> Exercise:
Transcribe the listing below from its opening line up to and including the line that contains "(1) What might"; reproduce nothing else.

---*---

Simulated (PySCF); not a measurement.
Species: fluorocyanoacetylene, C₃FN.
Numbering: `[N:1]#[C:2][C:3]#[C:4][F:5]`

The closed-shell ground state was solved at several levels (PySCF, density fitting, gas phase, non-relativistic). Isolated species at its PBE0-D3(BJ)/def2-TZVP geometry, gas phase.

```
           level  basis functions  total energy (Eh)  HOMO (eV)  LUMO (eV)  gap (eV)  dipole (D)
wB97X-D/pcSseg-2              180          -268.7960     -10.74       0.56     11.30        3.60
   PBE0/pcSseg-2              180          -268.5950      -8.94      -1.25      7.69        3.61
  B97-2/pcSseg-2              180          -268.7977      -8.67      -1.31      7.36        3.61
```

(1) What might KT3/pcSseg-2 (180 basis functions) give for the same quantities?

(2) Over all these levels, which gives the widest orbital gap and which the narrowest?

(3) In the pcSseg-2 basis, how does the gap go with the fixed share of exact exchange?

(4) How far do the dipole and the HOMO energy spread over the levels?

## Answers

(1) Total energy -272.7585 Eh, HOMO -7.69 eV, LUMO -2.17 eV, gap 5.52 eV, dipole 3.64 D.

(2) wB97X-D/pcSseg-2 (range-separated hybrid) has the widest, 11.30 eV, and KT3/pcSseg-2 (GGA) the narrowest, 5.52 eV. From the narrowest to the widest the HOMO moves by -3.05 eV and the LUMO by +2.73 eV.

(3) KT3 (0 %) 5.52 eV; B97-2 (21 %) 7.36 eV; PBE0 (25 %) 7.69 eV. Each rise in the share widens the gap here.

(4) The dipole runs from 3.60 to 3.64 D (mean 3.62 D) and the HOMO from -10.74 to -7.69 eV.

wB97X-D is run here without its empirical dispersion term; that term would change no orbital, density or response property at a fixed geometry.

---*---

> Problem solution:
Simulated (PySCF); not a measurement.
Species: fluorocyanoacetylene, C₃FN.
Numbering: `[N:1]#[C:2][C:3]#[C:4][F:5]`

The closed-shell ground state was solved at several levels (PySCF, density fitting, gas phase, non-relativistic). Isolated species at its PBE0-D3(BJ)/def2-TZVP geometry, gas phase.

```
           level  basis functions  total energy (Eh)  HOMO (eV)  LUMO (eV)  gap (eV)  dipole (D)
wB97X-D/pcSseg-2              180          -268.7960     -10.74       0.56     11.30        3.60
   PBE0/pcSseg-2              180          -268.5950      -8.94      -1.25      7.69        3.61
  B97-2/pcSseg-2              180          -268.7977      -8.67      -1.31      7.36        3.61
```

(1) What might KT3/pcSseg-2 (180 basis functions) give for the same quantities?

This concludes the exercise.